Assignment -
Write out all of the data again, exactly as it reads.

Information supplied -
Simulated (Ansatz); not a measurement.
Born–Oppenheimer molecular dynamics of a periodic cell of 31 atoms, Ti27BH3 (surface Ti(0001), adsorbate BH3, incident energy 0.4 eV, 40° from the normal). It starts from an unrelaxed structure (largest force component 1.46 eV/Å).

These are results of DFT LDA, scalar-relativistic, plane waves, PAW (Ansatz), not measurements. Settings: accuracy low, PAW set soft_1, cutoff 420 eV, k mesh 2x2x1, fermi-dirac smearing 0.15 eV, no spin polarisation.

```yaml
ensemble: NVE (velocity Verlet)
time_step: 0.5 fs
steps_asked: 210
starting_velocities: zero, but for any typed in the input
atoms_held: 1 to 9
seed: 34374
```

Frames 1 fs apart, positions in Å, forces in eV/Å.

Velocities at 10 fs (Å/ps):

Your response -
Simulated (Ansatz); not a measurement.
Born–Oppenheimer molecular dynamics of a periodic cell of 31 atoms, Ti27BH3 (surface Ti(0001), adsorbate BH3, incident energy 0.4 eV, 40° from the normal). It starts from an unrelaxed structure (largest force component 1.46 eV/Å).

These are results of DFT LDA, scalar-relativistic, plane waves, PAW (Ansatz), not measurements. Settings: accuracy low, PAW set soft_1, cutoff 420 eV, k mesh 2x2x1, fermi-dirac smearing 0.15 eV, no spin polarisation.

```yaml
ensemble: NVE (velocity Verlet)
time_step: 0.5 fs
steps_asked: 210
starting_velocities: zero, but for any typed in the input
atoms_held: 1 to 9
seed: 34374
```

Frames 1 fs apart, positions in Å, forces in eV/Å.

Velocities at 10 fs (Å/ps):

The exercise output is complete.